▶ [DATA SHOWN]:
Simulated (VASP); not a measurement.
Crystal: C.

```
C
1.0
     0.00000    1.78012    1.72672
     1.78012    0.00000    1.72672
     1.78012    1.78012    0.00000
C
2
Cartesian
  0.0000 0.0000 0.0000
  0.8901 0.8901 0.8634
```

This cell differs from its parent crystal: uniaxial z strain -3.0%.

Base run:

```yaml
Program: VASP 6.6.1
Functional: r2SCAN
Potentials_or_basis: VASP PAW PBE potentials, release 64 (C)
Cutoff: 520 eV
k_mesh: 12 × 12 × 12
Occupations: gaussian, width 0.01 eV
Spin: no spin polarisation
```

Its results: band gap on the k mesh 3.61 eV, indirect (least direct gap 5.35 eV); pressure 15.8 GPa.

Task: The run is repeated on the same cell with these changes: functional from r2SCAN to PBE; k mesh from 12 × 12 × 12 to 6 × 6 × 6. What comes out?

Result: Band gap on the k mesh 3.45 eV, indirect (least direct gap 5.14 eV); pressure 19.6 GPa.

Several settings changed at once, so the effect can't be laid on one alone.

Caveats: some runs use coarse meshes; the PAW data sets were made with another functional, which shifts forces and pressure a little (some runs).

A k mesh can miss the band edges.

▶ [EXERCISE]:
All entries above are to be repeated verbatim, down to the last line.

▶ [ANSWER BOX]:
Simulated (VASP); not a measurement.
Crystal: C.

```
C
1.0
     0.00000    1.78012    1.72672
     1.78012    0.00000    1.72672
     1.78012    1.78012    0.00000
C
2
Cartesian
  0.0000 0.0000 0.0000
  0.8901 0.8901 0.8634
```

This cell differs from its parent crystal: uniaxial z strain -3.0%.

Base run:

```yaml
Program: VASP 6.6.1
Functional: r2SCAN
Potentials_or_basis: VASP PAW PBE potentials, release 64 (C)
Cutoff: 520 eV
k_mesh: 12 × 12 × 12
Occupations: gaussian, width 0.01 eV
Spin: no spin polarisation
```

Its results: band gap on the k mesh 3.61 eV, indirect (least direct gap 5.35 eV); pressure 15.8 GPa.

Task: The run is repeated on the same cell with these changes: functional from r2SCAN to PBE; k mesh from 12 × 12 × 12 to 6 × 6 × 6. What comes out?

Result: Band gap on the k mesh 3.45 eV, indirect (least direct gap 5.14 eV); pressure 19.6 GPa.

Several settings changed at once, so the effect can't be laid on one alone.

Caveats: some runs use coarse meshes; the PAW data sets were made with another functional, which shifts forces and pressure a little (some runs).

A k mesh can miss the band edges.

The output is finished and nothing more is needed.